DATA UNDER STUDY:

▬▬▬▬▬▬

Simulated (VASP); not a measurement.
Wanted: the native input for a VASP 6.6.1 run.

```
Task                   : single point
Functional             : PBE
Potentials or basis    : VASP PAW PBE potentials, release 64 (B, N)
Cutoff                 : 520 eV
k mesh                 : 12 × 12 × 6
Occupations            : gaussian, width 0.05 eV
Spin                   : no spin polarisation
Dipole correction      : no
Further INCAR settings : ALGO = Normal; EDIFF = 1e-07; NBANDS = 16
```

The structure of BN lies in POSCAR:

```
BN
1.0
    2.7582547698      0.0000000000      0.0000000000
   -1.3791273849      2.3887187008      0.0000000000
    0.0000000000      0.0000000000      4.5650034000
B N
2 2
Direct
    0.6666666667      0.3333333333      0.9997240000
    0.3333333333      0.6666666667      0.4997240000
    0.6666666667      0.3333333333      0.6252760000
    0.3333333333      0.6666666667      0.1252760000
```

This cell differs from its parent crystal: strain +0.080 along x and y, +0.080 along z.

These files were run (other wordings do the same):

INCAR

▬▬▬▬▬▬

TASK ITEM: Above are the entries. Copy exactly the part that opens with the line containing "The structure of" and closes with the line containing "These files were", and no more.

YOUR RESPONSE:
The structure of BN lies in POSCAR:

```
BN
1.0
    2.7582547698      0.0000000000      0.0000000000
   -1.3791273849      2.3887187008      0.0000000000
    0.0000000000      0.0000000000      4.5650034000
B N
2 2
Direct
    0.6666666667      0.3333333333      0.9997240000
    0.3333333333      0.6666666667      0.4997240000
    0.6666666667      0.3333333333      0.6252760000
    0.3333333333      0.6666666667      0.1252760000
```

This cell differs from its parent crystal: strain +0.080 along x and y, +0.080 along z.

These files were run (other wordings do the same):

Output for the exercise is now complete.